Requirement. Quote exactly the lines from the start of the entries to the one with "0.16 %, in agreement.", both ends included.

Dataset records.
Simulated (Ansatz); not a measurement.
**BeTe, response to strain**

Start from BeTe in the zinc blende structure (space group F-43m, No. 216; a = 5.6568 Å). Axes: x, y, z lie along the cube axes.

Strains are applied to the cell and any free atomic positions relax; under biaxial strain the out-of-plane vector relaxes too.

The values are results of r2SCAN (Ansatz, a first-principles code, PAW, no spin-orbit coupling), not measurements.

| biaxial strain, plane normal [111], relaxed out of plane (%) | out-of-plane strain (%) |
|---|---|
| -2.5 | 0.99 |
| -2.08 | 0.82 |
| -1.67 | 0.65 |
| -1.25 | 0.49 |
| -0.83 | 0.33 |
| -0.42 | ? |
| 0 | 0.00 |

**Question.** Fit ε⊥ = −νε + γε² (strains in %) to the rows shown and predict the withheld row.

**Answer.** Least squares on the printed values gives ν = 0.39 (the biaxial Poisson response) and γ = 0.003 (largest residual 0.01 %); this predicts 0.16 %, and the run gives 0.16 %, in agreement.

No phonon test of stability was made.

Answer box.
Simulated (Ansatz); not a measurement.
**BeTe, response to strain**

Start from BeTe in the zinc blende structure (space group F-43m, No. 216; a = 5.6568 Å). Axes: x, y, z lie along the cube axes.

Strains are applied to the cell and any free atomic positions relax; under biaxial strain the out-of-plane vector relaxes too.

The values are results of r2SCAN (Ansatz, a first-principles code, PAW, no spin-orbit coupling), not measurements.

| biaxial strain, plane normal [111], relaxed out of plane (%) | out-of-plane strain (%) |
|---|---|
| -2.5 | 0.99 |
| -2.08 | 0.82 |
| -1.67 | 0.65 |
| -1.25 | 0.49 |
| -0.83 | 0.33 |
| -0.42 | ? |
| 0 | 0.00 |

**Question.** Fit ε⊥ = −νε + γε² (strains in %) to the rows shown and predict the withheld row.

**Answer.** Least squares on the printed values gives ν = 0.39 (the biaxial Poisson response) and γ = 0.003 (largest residual 0.01 %); this predicts 0.16 %, and the run gives 0.16 %, in agreement.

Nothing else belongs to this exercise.